INFORMATION SUPPLIED:
↓

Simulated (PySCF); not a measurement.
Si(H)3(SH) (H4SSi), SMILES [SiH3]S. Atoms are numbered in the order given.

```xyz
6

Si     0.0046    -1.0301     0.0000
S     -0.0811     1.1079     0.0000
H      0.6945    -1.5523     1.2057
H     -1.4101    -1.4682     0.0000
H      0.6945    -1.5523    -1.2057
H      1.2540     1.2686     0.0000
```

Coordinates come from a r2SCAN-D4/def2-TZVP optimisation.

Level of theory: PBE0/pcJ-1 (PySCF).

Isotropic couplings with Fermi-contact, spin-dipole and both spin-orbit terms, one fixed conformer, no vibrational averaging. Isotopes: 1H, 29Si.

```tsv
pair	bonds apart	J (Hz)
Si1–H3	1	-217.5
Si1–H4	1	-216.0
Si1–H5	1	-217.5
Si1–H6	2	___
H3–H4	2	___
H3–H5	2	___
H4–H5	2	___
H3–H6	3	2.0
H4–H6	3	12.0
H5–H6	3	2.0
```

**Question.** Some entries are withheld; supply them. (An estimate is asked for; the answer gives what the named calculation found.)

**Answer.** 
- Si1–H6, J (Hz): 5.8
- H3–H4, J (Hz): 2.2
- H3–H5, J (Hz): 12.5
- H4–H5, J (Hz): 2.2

↑

TASK ITEM:
Set down, from the entries above, exactly the lines from the one with "named calculation found.)" up to and including the one with "- H3–H5, J (Hz): 12.5", and no other lines.

EXERCISE ANSWER:
**Question.** Some entries are withheld; supply them. (An estimate is asked for; the answer gives what the named calculation found.)

**Answer.** 
- Si1–H6, J (Hz): 5.8
- H3–H4, J (Hz): 2.2
- H3–H5, J (Hz): 12.5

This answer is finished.